• _BRIEF_
After locating the line that contains "- Density of" in the records below, write out exactly that line and each line after it through the one that contains "The cell was", and nothing else.

• _DATA TO EXAMINE_
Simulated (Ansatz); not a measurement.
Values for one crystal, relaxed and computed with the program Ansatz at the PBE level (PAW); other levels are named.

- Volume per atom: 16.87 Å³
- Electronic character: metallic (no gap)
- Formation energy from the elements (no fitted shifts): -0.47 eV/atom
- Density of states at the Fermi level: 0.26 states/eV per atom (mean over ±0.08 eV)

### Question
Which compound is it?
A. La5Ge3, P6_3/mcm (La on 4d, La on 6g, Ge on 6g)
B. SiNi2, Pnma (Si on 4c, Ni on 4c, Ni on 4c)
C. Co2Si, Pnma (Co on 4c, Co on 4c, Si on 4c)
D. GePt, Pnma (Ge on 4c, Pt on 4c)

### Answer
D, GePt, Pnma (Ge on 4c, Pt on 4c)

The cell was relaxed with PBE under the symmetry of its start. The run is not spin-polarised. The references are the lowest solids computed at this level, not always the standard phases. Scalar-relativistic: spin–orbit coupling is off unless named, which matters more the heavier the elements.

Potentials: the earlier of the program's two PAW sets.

• _ANSWER BOX_
- Density of states at the Fermi level: 0.26 states/eV per atom (mean over ±0.08 eV)

### Question
Which compound is it?
A. La5Ge3, P6_3/mcm (La on 4d, La on 6g, Ge on 6g)
B. SiNi2, Pnma (Si on 4c, Ni on 4c, Ni on 4c)
C. Co2Si, Pnma (Co on 4c, Co on 4c, Si on 4c)
D. GePt, Pnma (Ge on 4c, Pt on 4c)

### Answer
D, GePt, Pnma (Ge on 4c, Pt on 4c)

The cell was relaxed with PBE under the symmetry of its start. The run is not spin-polarised. The references are the lowest solids computed at this level, not always the standard phases. Scalar-relativistic: spin–orbit coupling is off unless named, which matters more the heavier the elements.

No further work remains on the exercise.